▶ EXTRACTED INFORMATION
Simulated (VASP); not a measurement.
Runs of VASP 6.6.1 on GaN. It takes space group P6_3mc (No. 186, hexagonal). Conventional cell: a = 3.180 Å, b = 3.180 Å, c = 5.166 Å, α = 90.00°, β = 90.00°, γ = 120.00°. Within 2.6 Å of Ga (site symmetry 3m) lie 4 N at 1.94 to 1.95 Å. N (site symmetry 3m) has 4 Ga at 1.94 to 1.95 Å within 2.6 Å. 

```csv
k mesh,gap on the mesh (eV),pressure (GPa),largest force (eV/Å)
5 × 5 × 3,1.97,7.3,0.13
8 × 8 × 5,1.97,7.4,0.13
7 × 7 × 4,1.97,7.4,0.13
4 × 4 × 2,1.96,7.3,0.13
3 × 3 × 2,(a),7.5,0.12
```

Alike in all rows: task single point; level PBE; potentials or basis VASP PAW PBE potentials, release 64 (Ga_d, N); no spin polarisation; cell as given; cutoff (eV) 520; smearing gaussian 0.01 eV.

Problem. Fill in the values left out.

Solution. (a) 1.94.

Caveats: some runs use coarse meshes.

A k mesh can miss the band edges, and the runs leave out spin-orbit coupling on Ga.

▶ WORK ORDER
Everything from the first line of the entries above through the line with "Caveats: some runs use coarse meshes." is to be reproduced exactly, and nothing else.

▶ RESPONSE BOX
Simulated (VASP); not a measurement.
Runs of VASP 6.6.1 on GaN. It takes space group P6_3mc (No. 186, hexagonal). Conventional cell: a = 3.180 Å, b = 3.180 Å, c = 5.166 Å, α = 90.00°, β = 90.00°, γ = 120.00°. Within 2.6 Å of Ga (site symmetry 3m) lie 4 N at 1.94 to 1.95 Å. N (site symmetry 3m) has 4 Ga at 1.94 to 1.95 Å within 2.6 Å. 

```csv
k mesh,gap on the mesh (eV),pressure (GPa),largest force (eV/Å)
5 × 5 × 3,1.97,7.3,0.13
8 × 8 × 5,1.97,7.4,0.13
7 × 7 × 4,1.97,7.4,0.13
4 × 4 × 2,1.96,7.3,0.13
3 × 3 × 2,(a),7.5,0.12
```

Alike in all rows: task single point; level PBE; potentials or basis VASP PAW PBE potentials, release 64 (Ga_d, N); no spin polarisation; cell as given; cutoff (eV) 520; smearing gaussian 0.01 eV.

Problem. Fill in the values left out.

Solution. (a) 1.94.

Caveats: some runs use coarse meshes.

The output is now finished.